TASK ITEM. Give back all the records below, unaltered.

--- START ---

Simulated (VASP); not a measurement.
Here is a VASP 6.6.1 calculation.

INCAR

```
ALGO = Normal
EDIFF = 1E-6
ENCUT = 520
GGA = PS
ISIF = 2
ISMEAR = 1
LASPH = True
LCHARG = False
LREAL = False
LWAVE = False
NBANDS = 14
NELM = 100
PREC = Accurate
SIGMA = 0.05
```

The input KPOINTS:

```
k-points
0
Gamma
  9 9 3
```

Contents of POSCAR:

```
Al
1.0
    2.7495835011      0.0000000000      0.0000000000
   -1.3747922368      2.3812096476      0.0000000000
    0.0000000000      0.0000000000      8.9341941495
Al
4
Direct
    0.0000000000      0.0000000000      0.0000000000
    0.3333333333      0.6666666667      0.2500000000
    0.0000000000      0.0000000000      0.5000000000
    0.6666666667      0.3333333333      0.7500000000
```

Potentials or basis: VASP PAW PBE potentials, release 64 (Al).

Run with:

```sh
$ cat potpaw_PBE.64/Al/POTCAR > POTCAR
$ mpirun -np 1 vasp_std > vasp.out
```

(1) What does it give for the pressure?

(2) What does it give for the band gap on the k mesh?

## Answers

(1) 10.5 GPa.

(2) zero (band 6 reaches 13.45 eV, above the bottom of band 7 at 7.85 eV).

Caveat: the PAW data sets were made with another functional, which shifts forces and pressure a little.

--- END ---

EXPECTED ANSWER.
Simulated (VASP); not a measurement.
Here is a VASP 6.6.1 calculation.

INCAR

```
ALGO = Normal
EDIFF = 1E-6
ENCUT = 520
GGA = PS
ISIF = 2
ISMEAR = 1
LASPH = True
LCHARG = False
LREAL = False
LWAVE = False
NBANDS = 14
NELM = 100
PREC = Accurate
SIGMA = 0.05
```

The input KPOINTS:

```
k-points
0
Gamma
  9 9 3
```

Contents of POSCAR:

```
Al
1.0
    2.7495835011      0.0000000000      0.0000000000
   -1.3747922368      2.3812096476      0.0000000000
    0.0000000000      0.0000000000      8.9341941495
Al
4
Direct
    0.0000000000      0.0000000000      0.0000000000
    0.3333333333      0.6666666667      0.2500000000
    0.0000000000      0.0000000000      0.5000000000
    0.6666666667      0.3333333333      0.7500000000
```

Potentials or basis: VASP PAW PBE potentials, release 64 (Al).

Run with:

```sh
$ cat potpaw_PBE.64/Al/POTCAR > POTCAR
$ mpirun -np 1 vasp_std > vasp.out
```

(1) What does it give for the pressure?

(2) What does it give for the band gap on the k mesh?

## Answers

(1) 10.5 GPa.

(2) zero (band 6 reaches 13.45 eV, above the bottom of band 7 at 7.85 eV).

Caveat: the PAW data sets were made with another functional, which shifts forces and pressure a little.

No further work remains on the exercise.